========================================
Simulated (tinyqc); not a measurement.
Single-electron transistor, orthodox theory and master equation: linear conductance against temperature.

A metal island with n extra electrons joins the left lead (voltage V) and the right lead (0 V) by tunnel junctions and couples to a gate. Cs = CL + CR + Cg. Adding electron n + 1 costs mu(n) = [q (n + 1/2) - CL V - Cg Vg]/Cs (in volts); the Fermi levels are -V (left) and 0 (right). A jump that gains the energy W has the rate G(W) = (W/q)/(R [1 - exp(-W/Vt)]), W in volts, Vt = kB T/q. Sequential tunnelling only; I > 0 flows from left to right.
========================================

What is needed is an exact reproduction of the data.

Simulated (tinyqc); not a measurement.
Single-electron transistor, orthodox theory and master equation: linear conductance against temperature.

A metal island with n extra electrons joins the left lead (voltage V) and the right lead (0 V) by tunnel junctions and couples to a gate. Cs = CL + CR + Cg. Adding electron n + 1 costs mu(n) = [q (n + 1/2) - CL V - Cg Vg]/Cs (in volts); the Fermi levels are -V (left) and 0 (right). A jump that gains the energy W has the rate G(W) = (W/q)/(R [1 - exp(-W/Vt)]), W in volts, Vt = kB T/q. Sequential tunnelling only; I > 0 flows from left to right.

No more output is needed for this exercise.